◆ Work instruction
Your task is to copy the lines of the data below from the line holding "### KPOINTS" through the line holding "Left out are", inclusive, exactly and with nothing added.

*** Opening of Source information ***

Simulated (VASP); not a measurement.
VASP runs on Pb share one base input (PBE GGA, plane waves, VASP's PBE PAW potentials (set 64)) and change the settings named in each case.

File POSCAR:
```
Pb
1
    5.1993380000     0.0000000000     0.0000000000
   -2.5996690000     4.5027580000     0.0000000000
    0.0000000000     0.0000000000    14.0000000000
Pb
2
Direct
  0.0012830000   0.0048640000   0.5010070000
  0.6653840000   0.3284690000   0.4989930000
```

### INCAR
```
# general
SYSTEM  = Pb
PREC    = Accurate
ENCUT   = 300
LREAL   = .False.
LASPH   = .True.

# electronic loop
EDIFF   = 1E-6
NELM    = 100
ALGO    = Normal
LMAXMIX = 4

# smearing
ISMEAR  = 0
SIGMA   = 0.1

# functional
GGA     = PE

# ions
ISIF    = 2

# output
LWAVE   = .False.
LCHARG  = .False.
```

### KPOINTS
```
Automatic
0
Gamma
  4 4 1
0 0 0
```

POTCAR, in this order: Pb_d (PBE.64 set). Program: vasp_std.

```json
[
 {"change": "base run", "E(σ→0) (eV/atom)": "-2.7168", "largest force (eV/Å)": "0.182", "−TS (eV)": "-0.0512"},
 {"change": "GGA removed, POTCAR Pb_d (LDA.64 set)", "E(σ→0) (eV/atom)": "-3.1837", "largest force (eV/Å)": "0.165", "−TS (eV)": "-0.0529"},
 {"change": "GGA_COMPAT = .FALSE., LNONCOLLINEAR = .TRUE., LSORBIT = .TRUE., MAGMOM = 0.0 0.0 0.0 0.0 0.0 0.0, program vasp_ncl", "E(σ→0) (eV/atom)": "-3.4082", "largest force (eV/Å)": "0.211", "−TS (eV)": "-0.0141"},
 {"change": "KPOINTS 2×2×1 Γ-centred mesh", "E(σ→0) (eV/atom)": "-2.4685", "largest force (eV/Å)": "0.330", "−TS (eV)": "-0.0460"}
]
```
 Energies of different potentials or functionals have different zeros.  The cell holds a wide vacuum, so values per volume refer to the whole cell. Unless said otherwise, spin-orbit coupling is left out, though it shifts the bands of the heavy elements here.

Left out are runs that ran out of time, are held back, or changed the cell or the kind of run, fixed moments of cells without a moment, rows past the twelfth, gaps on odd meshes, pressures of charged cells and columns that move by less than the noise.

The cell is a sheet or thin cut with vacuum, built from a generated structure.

*** Close of Source information ***

◆ Response box
### KPOINTS
```
Automatic
0
Gamma
  4 4 1
0 0 0
```

POTCAR, in this order: Pb_d (PBE.64 set). Program: vasp_std.

```json
[
 {"change": "base run", "E(σ→0) (eV/atom)": "-2.7168", "largest force (eV/Å)": "0.182", "−TS (eV)": "-0.0512"},
 {"change": "GGA removed, POTCAR Pb_d (LDA.64 set)", "E(σ→0) (eV/atom)": "-3.1837", "largest force (eV/Å)": "0.165", "−TS (eV)": "-0.0529"},
 {"change": "GGA_COMPAT = .FALSE., LNONCOLLINEAR = .TRUE., LSORBIT = .TRUE., MAGMOM = 0.0 0.0 0.0 0.0 0.0 0.0, program vasp_ncl", "E(σ→0) (eV/atom)": "-3.4082", "largest force (eV/Å)": "0.211", "−TS (eV)": "-0.0141"},
 {"change": "KPOINTS 2×2×1 Γ-centred mesh", "E(σ→0) (eV/atom)": "-2.4685", "largest force (eV/Å)": "0.330", "−TS (eV)": "-0.0460"}
]
```
 Energies of different potentials or functionals have different zeros.  The cell holds a wide vacuum, so values per volume refer to the whole cell. Unless said otherwise, spin-orbit coupling is left out, though it shifts the bands of the heavy elements here.

Left out are runs that ran out of time, are held back, or changed the cell or the kind of run, fixed moments of cells without a moment, rows past the twelfth, gaps on odd meshes, pressures of charged cells and columns that move by less than the noise.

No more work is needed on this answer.